- Task item:
Your answer should be an exact copy of the lines from the start of the entries to the line containing "### Step 1. The cell of the first run", both included.

....

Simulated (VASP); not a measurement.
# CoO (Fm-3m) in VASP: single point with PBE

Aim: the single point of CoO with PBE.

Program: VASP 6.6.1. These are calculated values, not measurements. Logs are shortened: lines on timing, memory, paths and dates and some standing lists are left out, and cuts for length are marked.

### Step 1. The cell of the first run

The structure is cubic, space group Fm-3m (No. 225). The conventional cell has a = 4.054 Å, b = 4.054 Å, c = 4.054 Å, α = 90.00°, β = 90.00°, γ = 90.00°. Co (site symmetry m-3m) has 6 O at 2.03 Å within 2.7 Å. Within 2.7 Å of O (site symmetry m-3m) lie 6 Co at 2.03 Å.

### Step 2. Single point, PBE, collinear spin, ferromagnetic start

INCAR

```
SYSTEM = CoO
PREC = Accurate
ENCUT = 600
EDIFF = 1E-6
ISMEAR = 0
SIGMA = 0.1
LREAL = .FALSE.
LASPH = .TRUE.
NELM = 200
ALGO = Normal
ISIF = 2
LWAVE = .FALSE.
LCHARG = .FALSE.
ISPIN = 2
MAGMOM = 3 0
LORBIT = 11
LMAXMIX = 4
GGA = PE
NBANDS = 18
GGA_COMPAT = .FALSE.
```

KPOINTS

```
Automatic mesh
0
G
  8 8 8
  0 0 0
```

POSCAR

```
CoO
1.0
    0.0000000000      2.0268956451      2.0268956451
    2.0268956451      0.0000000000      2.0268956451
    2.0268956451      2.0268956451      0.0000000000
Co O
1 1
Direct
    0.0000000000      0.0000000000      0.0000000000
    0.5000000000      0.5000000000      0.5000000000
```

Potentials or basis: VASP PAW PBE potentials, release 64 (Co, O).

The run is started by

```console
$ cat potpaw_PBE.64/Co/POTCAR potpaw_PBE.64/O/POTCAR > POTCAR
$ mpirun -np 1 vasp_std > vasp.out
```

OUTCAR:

....

- Task solution:
Simulated (VASP); not a measurement.
# CoO (Fm-3m) in VASP: single point with PBE

Aim: the single point of CoO with PBE.

Program: VASP 6.6.1. These are calculated values, not measurements. Logs are shortened: lines on timing, memory, paths and dates and some standing lists are left out, and cuts for length are marked.

### Step 1. The cell of the first run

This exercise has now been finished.